**Exercise**
Output everything in the listing exactly.

**Entries supplied**
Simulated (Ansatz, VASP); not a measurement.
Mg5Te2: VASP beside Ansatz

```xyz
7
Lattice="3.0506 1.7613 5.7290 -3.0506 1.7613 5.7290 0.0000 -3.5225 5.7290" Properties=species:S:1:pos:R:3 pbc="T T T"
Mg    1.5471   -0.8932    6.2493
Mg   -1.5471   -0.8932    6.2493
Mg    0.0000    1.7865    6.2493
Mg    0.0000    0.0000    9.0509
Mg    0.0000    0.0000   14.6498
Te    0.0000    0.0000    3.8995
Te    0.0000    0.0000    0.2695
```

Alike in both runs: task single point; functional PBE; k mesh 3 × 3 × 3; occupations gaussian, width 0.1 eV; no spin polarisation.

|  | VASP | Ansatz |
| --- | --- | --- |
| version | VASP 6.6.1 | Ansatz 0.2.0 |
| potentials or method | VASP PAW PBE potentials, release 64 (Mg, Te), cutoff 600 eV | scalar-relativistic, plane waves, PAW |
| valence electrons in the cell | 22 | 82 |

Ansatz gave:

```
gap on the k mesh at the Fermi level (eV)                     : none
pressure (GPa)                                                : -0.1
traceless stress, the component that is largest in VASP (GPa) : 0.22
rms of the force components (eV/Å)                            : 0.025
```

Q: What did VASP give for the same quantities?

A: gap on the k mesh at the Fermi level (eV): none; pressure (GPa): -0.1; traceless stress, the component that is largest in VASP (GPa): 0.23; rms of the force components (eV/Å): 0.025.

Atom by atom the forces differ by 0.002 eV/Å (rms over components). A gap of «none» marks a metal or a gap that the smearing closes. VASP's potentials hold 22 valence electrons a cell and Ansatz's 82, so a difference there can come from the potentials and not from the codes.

**Problem solution**
Simulated (Ansatz, VASP); not a measurement.
Mg5Te2: VASP beside Ansatz

```xyz
7
Lattice="3.0506 1.7613 5.7290 -3.0506 1.7613 5.7290 0.0000 -3.5225 5.7290" Properties=species:S:1:pos:R:3 pbc="T T T"
Mg    1.5471   -0.8932    6.2493
Mg   -1.5471   -0.8932    6.2493
Mg    0.0000    1.7865    6.2493
Mg    0.0000    0.0000    9.0509
Mg    0.0000    0.0000   14.6498
Te    0.0000    0.0000    3.8995
Te    0.0000    0.0000    0.2695
```

Alike in both runs: task single point; functional PBE; k mesh 3 × 3 × 3; occupations gaussian, width 0.1 eV; no spin polarisation.

|  | VASP | Ansatz |
| --- | --- | --- |
| version | VASP 6.6.1 | Ansatz 0.2.0 |
| potentials or method | VASP PAW PBE potentials, release 64 (Mg, Te), cutoff 600 eV | scalar-relativistic, plane waves, PAW |
| valence electrons in the cell | 22 | 82 |

Ansatz gave:

```
gap on the k mesh at the Fermi level (eV)                     : none
pressure (GPa)                                                : -0.1
traceless stress, the component that is largest in VASP (GPa) : 0.22
rms of the force components (eV/Å)                            : 0.025
```

Q: What did VASP give for the same quantities?

A: gap on the k mesh at the Fermi level (eV): none; pressure (GPa): -0.1; traceless stress, the component that is largest in VASP (GPa): 0.23; rms of the force components (eV/Å): 0.025.

Atom by atom the forces differ by 0.002 eV/Å (rms over components). A gap of «none» marks a metal or a gap that the smearing closes. VASP's potentials hold 22 valence electrons a cell and Ansatz's 82, so a difference there can come from the potentials and not from the codes.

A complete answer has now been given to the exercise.